ASSIGNED TASK:
Two lines below mark the span: the one containing "Task: For cyclopentane, give" and the one containing "- 462.3 K and". Set down both, plus every line between, exactly as they stand, and nothing else.

RECORDED DATA:
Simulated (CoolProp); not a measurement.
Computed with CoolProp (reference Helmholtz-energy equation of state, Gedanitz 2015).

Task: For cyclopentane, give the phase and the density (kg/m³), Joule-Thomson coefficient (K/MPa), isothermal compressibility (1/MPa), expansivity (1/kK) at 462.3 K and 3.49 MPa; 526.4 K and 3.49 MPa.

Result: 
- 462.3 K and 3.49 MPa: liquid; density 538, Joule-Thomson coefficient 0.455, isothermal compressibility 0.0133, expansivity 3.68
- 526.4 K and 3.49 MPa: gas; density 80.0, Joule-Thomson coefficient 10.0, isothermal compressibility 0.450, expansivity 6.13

TASK SOLUTION:
Task: For cyclopentane, give the phase and the density (kg/m³), Joule-Thomson coefficient (K/MPa), isothermal compressibility (1/MPa), expansivity (1/kK) at 462.3 K and 3.49 MPa; 526.4 K and 3.49 MPa.

Result: 
- 462.3 K and 3.49 MPa: liquid; density 538, Joule-Thomson coefficient 0.455, isothermal compressibility 0.0133, expansivity 3.68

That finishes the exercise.